┌────────

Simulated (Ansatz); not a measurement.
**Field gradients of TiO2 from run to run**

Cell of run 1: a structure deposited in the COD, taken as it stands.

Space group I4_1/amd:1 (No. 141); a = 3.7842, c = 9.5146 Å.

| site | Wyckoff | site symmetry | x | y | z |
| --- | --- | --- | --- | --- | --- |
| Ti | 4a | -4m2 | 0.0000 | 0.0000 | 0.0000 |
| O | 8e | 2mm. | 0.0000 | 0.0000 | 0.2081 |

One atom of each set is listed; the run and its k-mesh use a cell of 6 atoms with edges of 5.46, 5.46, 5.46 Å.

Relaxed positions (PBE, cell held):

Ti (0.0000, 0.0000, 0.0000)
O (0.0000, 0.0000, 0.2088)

└────────

Retype the material exactly, including every line.

Simulated (Ansatz); not a measurement.
**Field gradients of TiO2 from run to run**

Cell of run 1: a structure deposited in the COD, taken as it stands.

Space group I4_1/amd:1 (No. 141); a = 3.7842, c = 9.5146 Å.

| site | Wyckoff | site symmetry | x | y | z |
| --- | --- | --- | --- | --- | --- |
| Ti | 4a | -4m2 | 0.0000 | 0.0000 | 0.0000 |
| O | 8e | 2mm. | 0.0000 | 0.0000 | 0.2081 |

One atom of each set is listed; the run and its k-mesh use a cell of 6 atoms with edges of 5.46, 5.46, 5.46 Å.

Relaxed positions (PBE, cell held):

Ti (0.0000, 0.0000, 0.0000)
O (0.0000, 0.0000, 0.2088)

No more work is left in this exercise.